::: Supplied records

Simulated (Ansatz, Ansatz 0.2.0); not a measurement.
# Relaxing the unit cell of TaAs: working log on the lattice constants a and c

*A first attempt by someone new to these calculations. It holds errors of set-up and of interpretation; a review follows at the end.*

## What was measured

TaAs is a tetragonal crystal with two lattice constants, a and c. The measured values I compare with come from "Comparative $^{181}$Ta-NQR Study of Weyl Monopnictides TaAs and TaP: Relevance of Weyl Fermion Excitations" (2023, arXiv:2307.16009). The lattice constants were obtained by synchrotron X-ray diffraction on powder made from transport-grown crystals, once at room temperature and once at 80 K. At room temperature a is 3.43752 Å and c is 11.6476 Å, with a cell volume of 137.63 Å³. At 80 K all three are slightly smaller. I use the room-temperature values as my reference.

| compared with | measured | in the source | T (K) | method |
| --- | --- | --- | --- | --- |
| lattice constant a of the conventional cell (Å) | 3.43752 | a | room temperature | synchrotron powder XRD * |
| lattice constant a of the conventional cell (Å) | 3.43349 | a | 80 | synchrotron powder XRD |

::::::

Task item
All lines from the beginning of the material above through the one with "powder XRD * |" need to be returned exactly; please return those and only those.

Response area
Simulated (Ansatz, Ansatz 0.2.0); not a measurement.
# Relaxing the unit cell of TaAs: working log on the lattice constants a and c

*A first attempt by someone new to these calculations. It holds errors of set-up and of interpretation; a review follows at the end.*

## What was measured

TaAs is a tetragonal crystal with two lattice constants, a and c. The measured values I compare with come from "Comparative $^{181}$Ta-NQR Study of Weyl Monopnictides TaAs and TaP: Relevance of Weyl Fermion Excitations" (2023, arXiv:2307.16009). The lattice constants were obtained by synchrotron X-ray diffraction on powder made from transport-grown crystals, once at room temperature and once at 80 K. At room temperature a is 3.43752 Å and c is 11.6476 Å, with a cell volume of 137.63 Å³. At 80 K all three are slightly smaller. I use the room-temperature values as my reference.

| compared with | measured | in the source | T (K) | method |
| --- | --- | --- | --- | --- |
| lattice constant a of the conventional cell (Å) | 3.43752 | a | room temperature | synchrotron powder XRD * |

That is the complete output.